Brief:
Given the material below, return only the lines starting at the line with "none | (a) | (b) |" and ending at the line with "A k mesh can", exactly as they appear.

§ §

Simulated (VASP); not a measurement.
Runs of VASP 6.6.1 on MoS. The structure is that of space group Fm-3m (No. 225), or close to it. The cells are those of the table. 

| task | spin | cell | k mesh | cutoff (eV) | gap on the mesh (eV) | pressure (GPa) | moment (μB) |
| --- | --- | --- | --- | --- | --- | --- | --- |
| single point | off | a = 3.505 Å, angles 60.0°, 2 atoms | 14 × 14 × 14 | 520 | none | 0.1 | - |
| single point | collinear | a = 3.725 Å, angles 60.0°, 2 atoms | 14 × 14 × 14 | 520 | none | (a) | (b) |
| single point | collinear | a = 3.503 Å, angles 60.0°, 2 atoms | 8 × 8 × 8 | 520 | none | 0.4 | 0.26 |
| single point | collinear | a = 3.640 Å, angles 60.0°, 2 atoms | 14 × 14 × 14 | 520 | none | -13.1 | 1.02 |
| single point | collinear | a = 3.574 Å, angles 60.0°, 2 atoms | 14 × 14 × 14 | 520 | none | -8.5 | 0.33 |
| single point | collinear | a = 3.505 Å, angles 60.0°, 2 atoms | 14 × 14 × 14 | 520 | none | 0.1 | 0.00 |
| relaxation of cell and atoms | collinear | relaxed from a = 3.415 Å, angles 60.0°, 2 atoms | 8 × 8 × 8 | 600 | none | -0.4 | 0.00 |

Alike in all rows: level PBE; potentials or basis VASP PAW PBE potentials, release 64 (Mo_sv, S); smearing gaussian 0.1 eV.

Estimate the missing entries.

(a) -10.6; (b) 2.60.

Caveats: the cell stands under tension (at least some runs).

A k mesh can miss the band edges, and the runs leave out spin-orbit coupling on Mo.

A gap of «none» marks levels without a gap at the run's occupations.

§ §

Exercise response:
| single point | collinear | a = 3.725 Å, angles 60.0°, 2 atoms | 14 × 14 × 14 | 520 | none | (a) | (b) |
| single point | collinear | a = 3.503 Å, angles 60.0°, 2 atoms | 8 × 8 × 8 | 520 | none | 0.4 | 0.26 |
| single point | collinear | a = 3.640 Å, angles 60.0°, 2 atoms | 14 × 14 × 14 | 520 | none | -13.1 | 1.02 |
| single point | collinear | a = 3.574 Å, angles 60.0°, 2 atoms | 14 × 14 × 14 | 520 | none | -8.5 | 0.33 |
| single point | collinear | a = 3.505 Å, angles 60.0°, 2 atoms | 14 × 14 × 14 | 520 | none | 0.1 | 0.00 |
| relaxation of cell and atoms | collinear | relaxed from a = 3.415 Å, angles 60.0°, 2 atoms | 8 × 8 × 8 | 600 | none | -0.4 | 0.00 |

Alike in all rows: level PBE; potentials or basis VASP PAW PBE potentials, release 64 (Mo_sv, S); smearing gaussian 0.1 eV.

Estimate the missing entries.

(a) -10.6; (b) 2.60.

Caveats: the cell stands under tension (at least some runs).

A k mesh can miss the band edges, and the runs leave out spin-orbit coupling on Mo.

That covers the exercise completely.